= Data under study =
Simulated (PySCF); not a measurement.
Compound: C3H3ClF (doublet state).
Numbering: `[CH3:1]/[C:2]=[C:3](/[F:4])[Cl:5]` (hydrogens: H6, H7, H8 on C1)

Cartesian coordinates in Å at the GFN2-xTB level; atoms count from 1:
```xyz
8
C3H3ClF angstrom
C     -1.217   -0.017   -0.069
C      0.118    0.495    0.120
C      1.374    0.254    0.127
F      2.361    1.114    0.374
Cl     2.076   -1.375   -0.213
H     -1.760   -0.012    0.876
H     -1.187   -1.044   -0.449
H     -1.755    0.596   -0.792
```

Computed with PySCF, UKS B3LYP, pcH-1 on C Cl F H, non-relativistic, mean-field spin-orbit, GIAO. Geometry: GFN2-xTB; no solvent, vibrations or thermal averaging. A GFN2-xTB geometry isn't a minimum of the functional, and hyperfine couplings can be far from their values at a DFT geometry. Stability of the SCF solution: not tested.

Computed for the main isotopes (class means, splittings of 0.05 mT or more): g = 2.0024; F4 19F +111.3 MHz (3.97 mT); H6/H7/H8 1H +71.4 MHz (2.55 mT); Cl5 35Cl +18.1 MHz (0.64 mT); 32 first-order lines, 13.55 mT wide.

= Work request =
Reproduce each record exactly as written above.

= Answer area =
Simulated (PySCF); not a measurement.
Compound: C3H3ClF (doublet state).
Numbering: `[CH3:1]/[C:2]=[C:3](/[F:4])[Cl:5]` (hydrogens: H6, H7, H8 on C1)

Cartesian coordinates in Å at the GFN2-xTB level; atoms count from 1:
```xyz
8
C3H3ClF angstrom
C     -1.217   -0.017   -0.069
C      0.118    0.495    0.120
C      1.374    0.254    0.127
F      2.361    1.114    0.374
Cl     2.076   -1.375   -0.213
H     -1.760   -0.012    0.876
H     -1.187   -1.044   -0.449
H     -1.755    0.596   -0.792
```

Computed with PySCF, UKS B3LYP, pcH-1 on C Cl F H, non-relativistic, mean-field spin-orbit, GIAO. Geometry: GFN2-xTB; no solvent, vibrations or thermal averaging. A GFN2-xTB geometry isn't a minimum of the functional, and hyperfine couplings can be far from their values at a DFT geometry. Stability of the SCF solution: not tested.

Computed for the main isotopes (class means, splittings of 0.05 mT or more): g = 2.0024; F4 19F +111.3 MHz (3.97 mT); H6/H7/H8 1H +71.4 MHz (2.55 mT); Cl5 35Cl +18.1 MHz (0.64 mT); 32 first-order lines, 13.55 mT wide.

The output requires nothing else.